Required action: Every record shown below is to be output exactly.

Data to examine:
··········

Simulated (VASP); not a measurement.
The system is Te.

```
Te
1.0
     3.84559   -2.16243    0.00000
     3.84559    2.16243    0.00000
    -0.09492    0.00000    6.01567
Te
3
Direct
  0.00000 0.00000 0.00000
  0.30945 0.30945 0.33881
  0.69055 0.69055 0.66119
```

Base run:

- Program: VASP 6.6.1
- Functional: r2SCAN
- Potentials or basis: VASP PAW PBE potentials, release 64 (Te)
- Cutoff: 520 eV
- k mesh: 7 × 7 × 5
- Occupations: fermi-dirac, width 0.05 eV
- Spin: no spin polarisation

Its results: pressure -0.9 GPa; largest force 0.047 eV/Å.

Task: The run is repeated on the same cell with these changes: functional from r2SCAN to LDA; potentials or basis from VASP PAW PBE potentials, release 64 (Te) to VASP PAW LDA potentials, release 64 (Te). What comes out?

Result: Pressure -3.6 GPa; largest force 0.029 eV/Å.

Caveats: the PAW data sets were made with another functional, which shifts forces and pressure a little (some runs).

··········

Written answer:
Simulated (VASP); not a measurement.
The system is Te.

```
Te
1.0
     3.84559   -2.16243    0.00000
     3.84559    2.16243    0.00000
    -0.09492    0.00000    6.01567
Te
3
Direct
  0.00000 0.00000 0.00000
  0.30945 0.30945 0.33881
  0.69055 0.69055 0.66119
```

Base run:

- Program: VASP 6.6.1
- Functional: r2SCAN
- Potentials or basis: VASP PAW PBE potentials, release 64 (Te)
- Cutoff: 520 eV
- k mesh: 7 × 7 × 5
- Occupations: fermi-dirac, width 0.05 eV
- Spin: no spin polarisation

Its results: pressure -0.9 GPa; largest force 0.047 eV/Å.

Task: The run is repeated on the same cell with these changes: functional from r2SCAN to LDA; potentials or basis from VASP PAW PBE potentials, release 64 (Te) to VASP PAW LDA potentials, release 64 (Te). What comes out?

Result: Pressure -3.6 GPa; largest force 0.029 eV/Å.

Caveats: the PAW data sets were made with another functional, which shifts forces and pressure a little (some runs).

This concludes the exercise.